Exercise: Please take the entries below from the first line through the line containing "- r²SCAN (Ansatz, a" and repeat them exactly, leaving out everything after.

Record excerpts:
────────
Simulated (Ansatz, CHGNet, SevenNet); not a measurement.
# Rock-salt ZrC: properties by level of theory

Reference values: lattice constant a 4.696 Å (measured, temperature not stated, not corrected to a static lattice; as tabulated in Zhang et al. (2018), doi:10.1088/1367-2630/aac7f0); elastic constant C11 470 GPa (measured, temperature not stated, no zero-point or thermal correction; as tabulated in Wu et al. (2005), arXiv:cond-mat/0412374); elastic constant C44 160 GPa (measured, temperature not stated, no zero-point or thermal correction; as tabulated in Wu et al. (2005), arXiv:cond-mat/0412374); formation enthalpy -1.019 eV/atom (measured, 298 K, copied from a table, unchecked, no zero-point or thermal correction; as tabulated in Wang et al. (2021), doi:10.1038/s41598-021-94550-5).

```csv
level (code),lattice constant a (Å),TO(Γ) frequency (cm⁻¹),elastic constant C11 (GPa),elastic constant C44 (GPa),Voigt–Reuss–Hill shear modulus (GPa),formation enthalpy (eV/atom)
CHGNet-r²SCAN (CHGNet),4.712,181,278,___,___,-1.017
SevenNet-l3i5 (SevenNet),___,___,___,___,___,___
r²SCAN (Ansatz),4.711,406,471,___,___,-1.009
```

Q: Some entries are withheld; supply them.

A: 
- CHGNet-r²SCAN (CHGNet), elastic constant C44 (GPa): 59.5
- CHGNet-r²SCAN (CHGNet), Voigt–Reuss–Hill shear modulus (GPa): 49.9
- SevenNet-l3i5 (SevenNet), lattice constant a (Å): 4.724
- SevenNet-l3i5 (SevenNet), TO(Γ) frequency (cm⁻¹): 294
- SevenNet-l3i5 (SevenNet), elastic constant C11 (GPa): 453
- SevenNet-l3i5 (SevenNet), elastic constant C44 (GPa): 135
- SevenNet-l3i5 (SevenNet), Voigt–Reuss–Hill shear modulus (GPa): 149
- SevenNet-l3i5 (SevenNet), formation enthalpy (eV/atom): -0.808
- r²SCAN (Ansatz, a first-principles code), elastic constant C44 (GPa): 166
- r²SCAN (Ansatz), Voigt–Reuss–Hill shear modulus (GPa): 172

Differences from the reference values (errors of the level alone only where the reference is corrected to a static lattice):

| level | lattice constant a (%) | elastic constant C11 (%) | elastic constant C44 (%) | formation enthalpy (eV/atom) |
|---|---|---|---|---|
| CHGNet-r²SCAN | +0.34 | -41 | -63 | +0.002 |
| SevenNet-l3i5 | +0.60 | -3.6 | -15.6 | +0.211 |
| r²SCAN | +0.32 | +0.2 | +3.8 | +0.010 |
────────

Exercise response:
Simulated (Ansatz, CHGNet, SevenNet); not a measurement.
# Rock-salt ZrC: properties by level of theory

Reference values: lattice constant a 4.696 Å (measured, temperature not stated, not corrected to a static lattice; as tabulated in Zhang et al. (2018), doi:10.1088/1367-2630/aac7f0); elastic constant C11 470 GPa (measured, temperature not stated, no zero-point or thermal correction; as tabulated in Wu et al. (2005), arXiv:cond-mat/0412374); elastic constant C44 160 GPa (measured, temperature not stated, no zero-point or thermal correction; as tabulated in Wu et al. (2005), arXiv:cond-mat/0412374); formation enthalpy -1.019 eV/atom (measured, 298 K, copied from a table, unchecked, no zero-point or thermal correction; as tabulated in Wang et al. (2021), doi:10.1038/s41598-021-94550-5).

```csv
level (code),lattice constant a (Å),TO(Γ) frequency (cm⁻¹),elastic constant C11 (GPa),elastic constant C44 (GPa),Voigt–Reuss–Hill shear modulus (GPa),formation enthalpy (eV/atom)
CHGNet-r²SCAN (CHGNet),4.712,181,278,___,___,-1.017
SevenNet-l3i5 (SevenNet),___,___,___,___,___,___
r²SCAN (Ansatz),4.711,406,471,___,___,-1.009
```

Q: Some entries are withheld; supply them.

A: 
- CHGNet-r²SCAN (CHGNet), elastic constant C44 (GPa): 59.5
- CHGNet-r²SCAN (CHGNet), Voigt–Reuss–Hill shear modulus (GPa): 49.9
- SevenNet-l3i5 (SevenNet), lattice constant a (Å): 4.724
- SevenNet-l3i5 (SevenNet), TO(Γ) frequency (cm⁻¹): 294
- SevenNet-l3i5 (SevenNet), elastic constant C11 (GPa): 453
- SevenNet-l3i5 (SevenNet), elastic constant C44 (GPa): 135
- SevenNet-l3i5 (SevenNet), Voigt–Reuss–Hill shear modulus (GPa): 149
- SevenNet-l3i5 (SevenNet), formation enthalpy (eV/atom): -0.808
- r²SCAN (Ansatz, a first-principles code), elastic constant C44 (GPa): 166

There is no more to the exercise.